'''

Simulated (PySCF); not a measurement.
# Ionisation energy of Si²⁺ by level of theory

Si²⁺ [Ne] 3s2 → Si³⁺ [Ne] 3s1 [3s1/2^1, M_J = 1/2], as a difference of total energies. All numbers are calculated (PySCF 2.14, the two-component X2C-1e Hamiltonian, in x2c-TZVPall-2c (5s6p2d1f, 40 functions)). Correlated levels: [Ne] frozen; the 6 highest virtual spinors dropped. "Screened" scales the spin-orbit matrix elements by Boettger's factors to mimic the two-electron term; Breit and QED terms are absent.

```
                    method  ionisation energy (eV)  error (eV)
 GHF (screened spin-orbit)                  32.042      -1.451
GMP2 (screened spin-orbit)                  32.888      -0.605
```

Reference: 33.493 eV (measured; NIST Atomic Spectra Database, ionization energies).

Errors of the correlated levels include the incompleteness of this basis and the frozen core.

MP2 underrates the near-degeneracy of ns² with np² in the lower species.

'''

- WORK ORDER:
The expected output is the exact run of lines from the start of the entries through the line with "Errors of the", inclusive.

- WRITTEN ANSWER:
Simulated (PySCF); not a measurement.
# Ionisation energy of Si²⁺ by level of theory

Si²⁺ [Ne] 3s2 → Si³⁺ [Ne] 3s1 [3s1/2^1, M_J = 1/2], as a difference of total energies. All numbers are calculated (PySCF 2.14, the two-component X2C-1e Hamiltonian, in x2c-TZVPall-2c (5s6p2d1f, 40 functions)). Correlated levels: [Ne] frozen; the 6 highest virtual spinors dropped. "Screened" scales the spin-orbit matrix elements by Boettger's factors to mimic the two-electron term; Breit and QED terms are absent.

```
                    method  ionisation energy (eV)  error (eV)
 GHF (screened spin-orbit)                  32.042      -1.451
GMP2 (screened spin-orbit)                  32.888      -0.605
```

Reference: 33.493 eV (measured; NIST Atomic Spectra Database, ionization energies).

Errors of the correlated levels include the incompleteness of this basis and the frozen core.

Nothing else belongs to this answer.